•••••

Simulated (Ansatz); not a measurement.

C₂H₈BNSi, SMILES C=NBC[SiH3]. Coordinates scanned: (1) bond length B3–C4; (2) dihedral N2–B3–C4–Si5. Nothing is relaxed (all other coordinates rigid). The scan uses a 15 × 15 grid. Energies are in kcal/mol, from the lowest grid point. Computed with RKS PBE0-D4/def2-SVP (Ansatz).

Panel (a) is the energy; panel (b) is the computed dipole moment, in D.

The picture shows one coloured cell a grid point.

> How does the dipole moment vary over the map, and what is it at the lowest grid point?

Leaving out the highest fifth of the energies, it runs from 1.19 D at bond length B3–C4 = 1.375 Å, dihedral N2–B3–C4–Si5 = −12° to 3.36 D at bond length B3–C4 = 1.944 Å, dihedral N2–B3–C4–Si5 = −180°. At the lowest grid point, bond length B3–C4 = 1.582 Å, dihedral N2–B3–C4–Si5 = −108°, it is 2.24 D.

•••••

BRIEF
Out of the material above, output word for word the line with "Panel (a) is", the line with "lowest grid point?", and all lines between them, with nothing else.

ANSWER BOX
Panel (a) is the energy; panel (b) is the computed dipole moment, in D.

The picture shows one coloured cell a grid point.

> How does the dipole moment vary over the map, and what is it at the lowest grid point?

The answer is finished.